### INFORMATION SUPPLIED
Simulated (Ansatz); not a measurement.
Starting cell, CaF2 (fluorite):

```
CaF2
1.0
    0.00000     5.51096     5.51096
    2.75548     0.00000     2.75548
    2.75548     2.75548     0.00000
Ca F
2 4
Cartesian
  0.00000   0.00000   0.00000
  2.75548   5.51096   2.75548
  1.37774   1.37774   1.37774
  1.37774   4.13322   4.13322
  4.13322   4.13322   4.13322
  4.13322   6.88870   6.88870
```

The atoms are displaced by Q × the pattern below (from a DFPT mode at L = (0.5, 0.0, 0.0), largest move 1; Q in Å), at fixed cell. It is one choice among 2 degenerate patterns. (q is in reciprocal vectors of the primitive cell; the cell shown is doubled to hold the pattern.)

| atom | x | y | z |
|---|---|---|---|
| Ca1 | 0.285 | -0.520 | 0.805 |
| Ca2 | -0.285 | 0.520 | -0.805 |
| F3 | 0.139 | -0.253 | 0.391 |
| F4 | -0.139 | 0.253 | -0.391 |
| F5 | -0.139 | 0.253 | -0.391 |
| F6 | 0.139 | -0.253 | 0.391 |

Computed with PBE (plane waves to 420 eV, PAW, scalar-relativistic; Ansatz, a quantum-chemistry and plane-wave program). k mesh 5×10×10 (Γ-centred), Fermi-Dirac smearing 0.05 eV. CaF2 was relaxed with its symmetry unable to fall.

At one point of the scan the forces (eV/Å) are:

### ASSIGNED TASK
Repeat the data exactly as it was given above.

### REPLY
Simulated (Ansatz); not a measurement.
Starting cell, CaF2 (fluorite):

```
CaF2
1.0
    0.00000     5.51096     5.51096
    2.75548     0.00000     2.75548
    2.75548     2.75548     0.00000
Ca F
2 4
Cartesian
  0.00000   0.00000   0.00000
  2.75548   5.51096   2.75548
  1.37774   1.37774   1.37774
  1.37774   4.13322   4.13322
  4.13322   4.13322   4.13322
  4.13322   6.88870   6.88870
```

The atoms are displaced by Q × the pattern below (from a DFPT mode at L = (0.5, 0.0, 0.0), largest move 1; Q in Å), at fixed cell. It is one choice among 2 degenerate patterns. (q is in reciprocal vectors of the primitive cell; the cell shown is doubled to hold the pattern.)

| atom | x | y | z |
|---|---|---|---|
| Ca1 | 0.285 | -0.520 | 0.805 |
| Ca2 | -0.285 | 0.520 | -0.805 |
| F3 | 0.139 | -0.253 | 0.391 |
| F4 | -0.139 | 0.253 | -0.391 |
| F5 | -0.139 | 0.253 | -0.391 |
| F6 | 0.139 | -0.253 | 0.391 |

Computed with PBE (plane waves to 420 eV, PAW, scalar-relativistic; Ansatz, a quantum-chemistry and plane-wave program). k mesh 5×10×10 (Γ-centred), Fermi-Dirac smearing 0.05 eV. CaF2 was relaxed with its symmetry unable to fall.

At one point of the scan the forces (eV/Å) are:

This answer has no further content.